_Action item_. Return only what lies between the first line of the entries and the line containing "(3) 3.05 eV, indirect", both lines included.

_Listed entries_.
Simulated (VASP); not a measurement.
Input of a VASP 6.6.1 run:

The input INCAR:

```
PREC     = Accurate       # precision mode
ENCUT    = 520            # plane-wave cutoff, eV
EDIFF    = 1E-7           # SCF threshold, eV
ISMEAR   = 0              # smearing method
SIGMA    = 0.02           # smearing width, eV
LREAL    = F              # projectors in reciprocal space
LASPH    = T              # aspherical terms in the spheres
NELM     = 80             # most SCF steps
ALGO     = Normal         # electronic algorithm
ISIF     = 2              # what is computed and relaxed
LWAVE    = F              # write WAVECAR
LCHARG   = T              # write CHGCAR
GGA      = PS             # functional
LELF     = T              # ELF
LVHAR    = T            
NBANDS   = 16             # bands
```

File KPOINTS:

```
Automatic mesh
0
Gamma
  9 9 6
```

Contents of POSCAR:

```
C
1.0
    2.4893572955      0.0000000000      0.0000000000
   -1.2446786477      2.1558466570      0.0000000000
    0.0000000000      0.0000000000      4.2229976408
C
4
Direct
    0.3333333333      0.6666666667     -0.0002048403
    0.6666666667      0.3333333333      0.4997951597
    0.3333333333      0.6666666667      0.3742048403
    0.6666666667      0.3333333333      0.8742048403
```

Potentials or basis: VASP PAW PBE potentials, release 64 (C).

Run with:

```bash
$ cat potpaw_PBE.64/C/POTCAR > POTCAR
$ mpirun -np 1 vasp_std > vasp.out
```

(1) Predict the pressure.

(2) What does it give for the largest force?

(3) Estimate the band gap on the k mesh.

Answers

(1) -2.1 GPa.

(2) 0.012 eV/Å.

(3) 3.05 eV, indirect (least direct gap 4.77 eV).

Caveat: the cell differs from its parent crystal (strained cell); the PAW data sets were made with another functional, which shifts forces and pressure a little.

_Answer area_.
Simulated (VASP); not a measurement.
Input of a VASP 6.6.1 run:

The input INCAR:

```
PREC     = Accurate       # precision mode
ENCUT    = 520            # plane-wave cutoff, eV
EDIFF    = 1E-7           # SCF threshold, eV
ISMEAR   = 0              # smearing method
SIGMA    = 0.02           # smearing width, eV
LREAL    = F              # projectors in reciprocal space
LASPH    = T              # aspherical terms in the spheres
NELM     = 80             # most SCF steps
ALGO     = Normal         # electronic algorithm
ISIF     = 2              # what is computed and relaxed
LWAVE    = F              # write WAVECAR
LCHARG   = T              # write CHGCAR
GGA      = PS             # functional
LELF     = T              # ELF
LVHAR    = T            
NBANDS   = 16             # bands
```

File KPOINTS:

```
Automatic mesh
0
Gamma
  9 9 6
```

Contents of POSCAR:

```
C
1.0
    2.4893572955      0.0000000000      0.0000000000
   -1.2446786477      2.1558466570      0.0000000000
    0.0000000000      0.0000000000      4.2229976408
C
4
Direct
    0.3333333333      0.6666666667     -0.0002048403
    0.6666666667      0.3333333333      0.4997951597
    0.3333333333      0.6666666667      0.3742048403
    0.6666666667      0.3333333333      0.8742048403
```

Potentials or basis: VASP PAW PBE potentials, release 64 (C).

Run with:

```bash
$ cat potpaw_PBE.64/C/POTCAR > POTCAR
$ mpirun -np 1 vasp_std > vasp.out
```

(1) Predict the pressure.

(2) What does it give for the largest force?

(3) Estimate the band gap on the k mesh.

Answers

(1) -2.1 GPa.

(2) 0.012 eV/Å.

(3) 3.05 eV, indirect (least direct gap 4.77 eV).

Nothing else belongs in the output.